Give back the full listing, exactly as it is.

RECORDS PROVIDED —

[Start of section]

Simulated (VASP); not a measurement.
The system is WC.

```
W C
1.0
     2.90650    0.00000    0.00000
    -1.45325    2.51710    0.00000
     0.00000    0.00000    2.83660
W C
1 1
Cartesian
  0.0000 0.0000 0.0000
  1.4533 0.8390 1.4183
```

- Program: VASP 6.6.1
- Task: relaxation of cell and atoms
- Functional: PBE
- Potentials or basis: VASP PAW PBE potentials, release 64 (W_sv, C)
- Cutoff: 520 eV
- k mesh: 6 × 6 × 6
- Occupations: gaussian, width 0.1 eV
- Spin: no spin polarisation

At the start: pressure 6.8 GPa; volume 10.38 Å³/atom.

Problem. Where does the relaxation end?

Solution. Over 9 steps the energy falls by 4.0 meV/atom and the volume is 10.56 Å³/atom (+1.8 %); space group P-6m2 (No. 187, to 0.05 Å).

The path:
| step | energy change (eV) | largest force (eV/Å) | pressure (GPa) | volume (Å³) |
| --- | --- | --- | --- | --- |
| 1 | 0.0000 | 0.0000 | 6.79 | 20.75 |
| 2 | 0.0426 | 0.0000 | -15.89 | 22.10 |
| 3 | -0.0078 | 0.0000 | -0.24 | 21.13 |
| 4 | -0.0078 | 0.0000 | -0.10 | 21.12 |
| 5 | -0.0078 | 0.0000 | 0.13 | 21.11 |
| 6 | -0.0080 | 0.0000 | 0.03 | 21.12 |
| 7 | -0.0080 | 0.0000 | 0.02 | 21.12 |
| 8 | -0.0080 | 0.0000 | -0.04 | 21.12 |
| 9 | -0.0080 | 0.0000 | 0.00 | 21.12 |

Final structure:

[End of section]

ANSWER AREA —
Simulated (VASP); not a measurement.
The system is WC.

```
W C
1.0
     2.90650    0.00000    0.00000
    -1.45325    2.51710    0.00000
     0.00000    0.00000    2.83660
W C
1 1
Cartesian
  0.0000 0.0000 0.0000
  1.4533 0.8390 1.4183
```

- Program: VASP 6.6.1
- Task: relaxation of cell and atoms
- Functional: PBE
- Potentials or basis: VASP PAW PBE potentials, release 64 (W_sv, C)
- Cutoff: 520 eV
- k mesh: 6 × 6 × 6
- Occupations: gaussian, width 0.1 eV
- Spin: no spin polarisation

At the start: pressure 6.8 GPa; volume 10.38 Å³/atom.

Problem. Where does the relaxation end?

Solution. Over 9 steps the energy falls by 4.0 meV/atom and the volume is 10.56 Å³/atom (+1.8 %); space group P-6m2 (No. 187, to 0.05 Å).

The path:
| step | energy change (eV) | largest force (eV/Å) | pressure (GPa) | volume (Å³) |
| --- | --- | --- | --- | --- |
| 1 | 0.0000 | 0.0000 | 6.79 | 20.75 |
| 2 | 0.0426 | 0.0000 | -15.89 | 22.10 |
| 3 | -0.0078 | 0.0000 | -0.24 | 21.13 |
| 4 | -0.0078 | 0.0000 | -0.10 | 21.12 |
| 5 | -0.0078 | 0.0000 | 0.13 | 21.11 |
| 6 | -0.0080 | 0.0000 | 0.03 | 21.12 |
| 7 | -0.0080 | 0.0000 | 0.02 | 21.12 |
| 8 | -0.0080 | 0.0000 | -0.04 | 21.12 |
| 9 | -0.0080 | 0.0000 | 0.00 | 21.12 |

Final structure:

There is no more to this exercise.